• _EXERCISE DATA_
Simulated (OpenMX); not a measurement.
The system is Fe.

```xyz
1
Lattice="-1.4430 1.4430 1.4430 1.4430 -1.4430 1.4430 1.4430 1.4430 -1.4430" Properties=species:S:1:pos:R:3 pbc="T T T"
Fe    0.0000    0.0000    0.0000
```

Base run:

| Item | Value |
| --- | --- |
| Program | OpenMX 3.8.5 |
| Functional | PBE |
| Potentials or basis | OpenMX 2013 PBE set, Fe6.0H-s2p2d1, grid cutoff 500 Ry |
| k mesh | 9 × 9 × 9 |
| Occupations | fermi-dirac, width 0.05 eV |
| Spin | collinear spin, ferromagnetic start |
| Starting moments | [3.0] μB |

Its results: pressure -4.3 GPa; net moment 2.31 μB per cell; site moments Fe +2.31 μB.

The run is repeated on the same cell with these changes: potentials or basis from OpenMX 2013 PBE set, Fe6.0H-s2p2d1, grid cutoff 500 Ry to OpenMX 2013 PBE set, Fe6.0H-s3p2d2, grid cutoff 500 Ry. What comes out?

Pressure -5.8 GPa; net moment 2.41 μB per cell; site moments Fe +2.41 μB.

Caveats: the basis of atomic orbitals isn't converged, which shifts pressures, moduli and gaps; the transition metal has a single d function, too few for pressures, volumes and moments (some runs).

• _REQUIREMENT_
Set down, exactly as they stand above, the lines starting with the line with "ferromagnetic start |" and going on through the line with "Its results: pressure", and no others.

• _TASK SOLUTION_
| Spin | collinear spin, ferromagnetic start |
| Starting moments | [3.0] μB |

Its results: pressure -4.3 GPa; net moment 2.31 μB per cell; site moments Fe +2.31 μB.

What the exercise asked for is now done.